*** Block opens ***

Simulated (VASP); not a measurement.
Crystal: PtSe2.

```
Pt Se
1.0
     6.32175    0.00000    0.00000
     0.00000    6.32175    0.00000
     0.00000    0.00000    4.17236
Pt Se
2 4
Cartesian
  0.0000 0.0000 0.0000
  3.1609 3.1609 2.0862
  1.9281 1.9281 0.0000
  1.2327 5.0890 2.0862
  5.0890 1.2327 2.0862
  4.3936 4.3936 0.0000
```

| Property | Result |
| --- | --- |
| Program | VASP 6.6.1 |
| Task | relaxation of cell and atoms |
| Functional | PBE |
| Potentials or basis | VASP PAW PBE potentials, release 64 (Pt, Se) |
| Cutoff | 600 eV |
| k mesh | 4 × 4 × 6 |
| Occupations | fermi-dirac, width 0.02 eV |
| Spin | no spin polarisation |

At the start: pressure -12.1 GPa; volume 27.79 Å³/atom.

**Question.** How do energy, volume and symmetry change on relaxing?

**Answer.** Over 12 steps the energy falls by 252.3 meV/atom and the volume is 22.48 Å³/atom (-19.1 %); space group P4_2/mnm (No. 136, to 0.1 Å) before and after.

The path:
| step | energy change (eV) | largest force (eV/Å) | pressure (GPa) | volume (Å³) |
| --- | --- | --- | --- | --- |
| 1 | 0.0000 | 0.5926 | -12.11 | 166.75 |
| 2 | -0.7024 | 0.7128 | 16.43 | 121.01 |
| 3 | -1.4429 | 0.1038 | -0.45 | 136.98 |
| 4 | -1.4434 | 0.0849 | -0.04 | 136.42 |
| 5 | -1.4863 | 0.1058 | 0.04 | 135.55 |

*** Block closes ***

ACTION ITEM → A word-for-word transcription of the data above is required.

TASK ANSWER →
Simulated (VASP); not a measurement.
Crystal: PtSe2.

```
Pt Se
1.0
     6.32175    0.00000    0.00000
     0.00000    6.32175    0.00000
     0.00000    0.00000    4.17236
Pt Se
2 4
Cartesian
  0.0000 0.0000 0.0000
  3.1609 3.1609 2.0862
  1.9281 1.9281 0.0000
  1.2327 5.0890 2.0862
  5.0890 1.2327 2.0862
  4.3936 4.3936 0.0000
```

| Property | Result |
| --- | --- |
| Program | VASP 6.6.1 |
| Task | relaxation of cell and atoms |
| Functional | PBE |
| Potentials or basis | VASP PAW PBE potentials, release 64 (Pt, Se) |
| Cutoff | 600 eV |
| k mesh | 4 × 4 × 6 |
| Occupations | fermi-dirac, width 0.02 eV |
| Spin | no spin polarisation |

At the start: pressure -12.1 GPa; volume 27.79 Å³/atom.

**Question.** How do energy, volume and symmetry change on relaxing?

**Answer.** Over 12 steps the energy falls by 252.3 meV/atom and the volume is 22.48 Å³/atom (-19.1 %); space group P4_2/mnm (No. 136, to 0.1 Å) before and after.

The path:
| step | energy change (eV) | largest force (eV/Å) | pressure (GPa) | volume (Å³) |
| --- | --- | --- | --- | --- |
| 1 | 0.0000 | 0.5926 | -12.11 | 166.75 |
| 2 | -0.7024 | 0.7128 | 16.43 | 121.01 |
| 3 | -1.4429 | 0.1038 | -0.45 | 136.98 |
| 4 | -1.4434 | 0.0849 | -0.04 | 136.42 |
| 5 | -1.4863 | 0.1058 | 0.04 | 135.55 |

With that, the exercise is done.